[Opening GIVEN RECORDS section]
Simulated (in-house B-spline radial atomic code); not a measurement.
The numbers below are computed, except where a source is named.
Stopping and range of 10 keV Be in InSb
[Closing GIVEN RECORDS section]

When you copy the material, keep every line exactly as it stands.

Simulated (in-house B-spline radial atomic code); not a measurement.
The numbers below are computed, except where a source is named.
Stopping and range of 10 keV Be in InSb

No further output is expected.